_Assigned task:_
Return, exactly and in full, the lines of the records below starting at the one with "The run is started by" and ending at the one with "(2) zero (band", and no other lines.

_Record set:_
####################

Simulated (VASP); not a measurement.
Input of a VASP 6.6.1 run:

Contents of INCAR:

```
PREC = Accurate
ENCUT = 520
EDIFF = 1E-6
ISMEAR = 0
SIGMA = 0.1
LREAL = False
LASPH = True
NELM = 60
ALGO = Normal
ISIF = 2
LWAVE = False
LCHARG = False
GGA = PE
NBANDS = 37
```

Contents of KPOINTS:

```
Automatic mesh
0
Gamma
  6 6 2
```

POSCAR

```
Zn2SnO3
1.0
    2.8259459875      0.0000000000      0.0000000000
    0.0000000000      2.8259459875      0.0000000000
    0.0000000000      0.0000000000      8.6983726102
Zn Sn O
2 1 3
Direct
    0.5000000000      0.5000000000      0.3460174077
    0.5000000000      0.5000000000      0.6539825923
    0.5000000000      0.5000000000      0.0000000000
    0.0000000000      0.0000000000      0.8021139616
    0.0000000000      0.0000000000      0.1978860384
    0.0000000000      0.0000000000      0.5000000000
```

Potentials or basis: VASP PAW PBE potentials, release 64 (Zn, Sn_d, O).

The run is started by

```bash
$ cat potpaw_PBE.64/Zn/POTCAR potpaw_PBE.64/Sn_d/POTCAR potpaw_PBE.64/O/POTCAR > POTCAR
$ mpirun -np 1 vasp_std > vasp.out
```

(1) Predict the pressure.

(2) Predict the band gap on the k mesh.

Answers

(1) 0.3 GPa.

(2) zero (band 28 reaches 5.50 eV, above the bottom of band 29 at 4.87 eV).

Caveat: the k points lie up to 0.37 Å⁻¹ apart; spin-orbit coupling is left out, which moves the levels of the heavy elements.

####################

_Worked solution:_
The run is started by

```bash
$ cat potpaw_PBE.64/Zn/POTCAR potpaw_PBE.64/Sn_d/POTCAR potpaw_PBE.64/O/POTCAR > POTCAR
$ mpirun -np 1 vasp_std > vasp.out
```

(1) Predict the pressure.

(2) Predict the band gap on the k mesh.

Answers

(1) 0.3 GPa.

(2) zero (band 28 reaches 5.50 eV, above the bottom of band 29 at 4.87 eV).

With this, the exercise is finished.